-------- DATA
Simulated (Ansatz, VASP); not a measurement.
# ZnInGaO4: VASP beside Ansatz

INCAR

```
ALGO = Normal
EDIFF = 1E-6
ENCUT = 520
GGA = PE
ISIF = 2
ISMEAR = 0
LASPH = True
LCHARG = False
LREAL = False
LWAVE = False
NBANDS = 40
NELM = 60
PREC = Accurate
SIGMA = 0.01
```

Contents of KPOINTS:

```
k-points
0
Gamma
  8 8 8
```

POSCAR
----------------

- **WORK INSTRUCTION**: Would it be possible to set down the full listing again, character for character?

- **TASK RESPONSE**:
Simulated (Ansatz, VASP); not a measurement.
# ZnInGaO4: VASP beside Ansatz

INCAR

```
ALGO = Normal
EDIFF = 1E-6
ENCUT = 520
GGA = PE
ISIF = 2
ISMEAR = 0
LASPH = True
LCHARG = False
LREAL = False
LWAVE = False
NBANDS = 40
NELM = 60
PREC = Accurate
SIGMA = 0.01
```

Contents of KPOINTS:

```
k-points
0
Gamma
  8 8 8
```

POSCAR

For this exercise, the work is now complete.